» **Study material**:

»»

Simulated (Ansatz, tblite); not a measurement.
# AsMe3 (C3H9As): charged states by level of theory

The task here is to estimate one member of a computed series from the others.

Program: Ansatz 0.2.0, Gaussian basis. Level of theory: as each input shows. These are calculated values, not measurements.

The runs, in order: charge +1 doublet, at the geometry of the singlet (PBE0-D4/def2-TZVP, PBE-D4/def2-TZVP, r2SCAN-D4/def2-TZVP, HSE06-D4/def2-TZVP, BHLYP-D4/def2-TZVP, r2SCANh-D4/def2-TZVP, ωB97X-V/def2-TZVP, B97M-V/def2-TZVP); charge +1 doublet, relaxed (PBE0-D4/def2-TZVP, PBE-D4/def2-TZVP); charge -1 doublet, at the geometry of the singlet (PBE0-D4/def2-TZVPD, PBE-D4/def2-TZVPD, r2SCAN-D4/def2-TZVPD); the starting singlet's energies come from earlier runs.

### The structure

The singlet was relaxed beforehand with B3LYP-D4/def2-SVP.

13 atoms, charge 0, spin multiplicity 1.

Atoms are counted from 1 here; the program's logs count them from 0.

««

» **Work order**: All of the material above needs to be retyped word for word.

» **Task result**:
Simulated (Ansatz, tblite); not a measurement.
# AsMe3 (C3H9As): charged states by level of theory

The task here is to estimate one member of a computed series from the others.

Program: Ansatz 0.2.0, Gaussian basis. Level of theory: as each input shows. These are calculated values, not measurements.

The runs, in order: charge +1 doublet, at the geometry of the singlet (PBE0-D4/def2-TZVP, PBE-D4/def2-TZVP, r2SCAN-D4/def2-TZVP, HSE06-D4/def2-TZVP, BHLYP-D4/def2-TZVP, r2SCANh-D4/def2-TZVP, ωB97X-V/def2-TZVP, B97M-V/def2-TZVP); charge +1 doublet, relaxed (PBE0-D4/def2-TZVP, PBE-D4/def2-TZVP); charge -1 doublet, at the geometry of the singlet (PBE0-D4/def2-TZVPD, PBE-D4/def2-TZVPD, r2SCAN-D4/def2-TZVPD); the starting singlet's energies come from earlier runs.

### The structure

The singlet was relaxed beforehand with B3LYP-D4/def2-SVP.

13 atoms, charge 0, spin multiplicity 1.

Atoms are counted from 1 here; the program's logs count them from 0.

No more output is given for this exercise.